### [Supplied records]
Start of Block

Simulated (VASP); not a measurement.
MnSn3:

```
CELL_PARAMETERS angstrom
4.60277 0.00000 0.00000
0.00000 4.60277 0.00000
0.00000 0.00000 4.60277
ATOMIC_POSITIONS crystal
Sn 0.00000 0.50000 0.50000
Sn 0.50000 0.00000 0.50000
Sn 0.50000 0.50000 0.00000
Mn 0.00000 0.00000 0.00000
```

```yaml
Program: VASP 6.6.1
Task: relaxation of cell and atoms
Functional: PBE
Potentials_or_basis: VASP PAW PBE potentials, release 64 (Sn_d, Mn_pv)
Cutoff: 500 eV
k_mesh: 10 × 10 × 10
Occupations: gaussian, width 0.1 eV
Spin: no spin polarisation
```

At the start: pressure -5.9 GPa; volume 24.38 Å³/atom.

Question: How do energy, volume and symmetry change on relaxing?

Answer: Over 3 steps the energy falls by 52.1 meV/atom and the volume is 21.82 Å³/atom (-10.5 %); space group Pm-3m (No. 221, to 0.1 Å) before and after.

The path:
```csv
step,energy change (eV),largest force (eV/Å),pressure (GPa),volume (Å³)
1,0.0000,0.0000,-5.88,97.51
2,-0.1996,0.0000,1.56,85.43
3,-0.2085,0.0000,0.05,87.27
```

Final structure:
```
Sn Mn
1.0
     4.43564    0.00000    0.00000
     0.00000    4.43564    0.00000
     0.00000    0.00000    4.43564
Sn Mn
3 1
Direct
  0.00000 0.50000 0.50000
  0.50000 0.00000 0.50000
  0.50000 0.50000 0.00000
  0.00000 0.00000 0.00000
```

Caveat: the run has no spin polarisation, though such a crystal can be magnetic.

End of Block

### [Work instruction]
Up to and including the line with "Question: How do", reproduce the material above exactly as it appears, starting from its first line.

### [Exercise solution]
Simulated (VASP); not a measurement.
MnSn3:

```
CELL_PARAMETERS angstrom
4.60277 0.00000 0.00000
0.00000 4.60277 0.00000
0.00000 0.00000 4.60277
ATOMIC_POSITIONS crystal
Sn 0.00000 0.50000 0.50000
Sn 0.50000 0.00000 0.50000
Sn 0.50000 0.50000 0.00000
Mn 0.00000 0.00000 0.00000
```

```yaml
Program: VASP 6.6.1
Task: relaxation of cell and atoms
Functional: PBE
Potentials_or_basis: VASP PAW PBE potentials, release 64 (Sn_d, Mn_pv)
Cutoff: 500 eV
k_mesh: 10 × 10 × 10
Occupations: gaussian, width 0.1 eV
Spin: no spin polarisation
```

At the start: pressure -5.9 GPa; volume 24.38 Å³/atom.

Question: How do energy, volume and symmetry change on relaxing?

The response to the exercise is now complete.